Within the listing below, the lines to output run from the one containing "3 geometries from" through the one containing "### Which of them lies highest in energy?"; copy them exactly and nothing else.

*** Opening RECORDS SHOWN ***

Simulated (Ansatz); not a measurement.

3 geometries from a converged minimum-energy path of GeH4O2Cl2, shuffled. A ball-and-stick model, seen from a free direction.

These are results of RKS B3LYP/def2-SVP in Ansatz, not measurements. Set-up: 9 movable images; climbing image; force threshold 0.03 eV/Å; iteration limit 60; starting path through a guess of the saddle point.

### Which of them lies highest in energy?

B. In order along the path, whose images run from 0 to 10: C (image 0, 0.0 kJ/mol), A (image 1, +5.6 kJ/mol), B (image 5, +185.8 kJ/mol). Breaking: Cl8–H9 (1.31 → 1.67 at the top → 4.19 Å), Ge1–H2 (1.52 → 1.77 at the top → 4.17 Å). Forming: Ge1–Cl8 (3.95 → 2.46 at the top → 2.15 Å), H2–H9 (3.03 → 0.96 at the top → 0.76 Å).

*** Closing RECORDS SHOWN ***

* _EXERCISE OUTPUT_
3 geometries from a converged minimum-energy path of GeH4O2Cl2, shuffled. A ball-and-stick model, seen from a free direction.

These are results of RKS B3LYP/def2-SVP in Ansatz, not measurements. Set-up: 9 movable images; climbing image; force threshold 0.03 eV/Å; iteration limit 60; starting path through a guess of the saddle point.

### Which of them lies highest in energy?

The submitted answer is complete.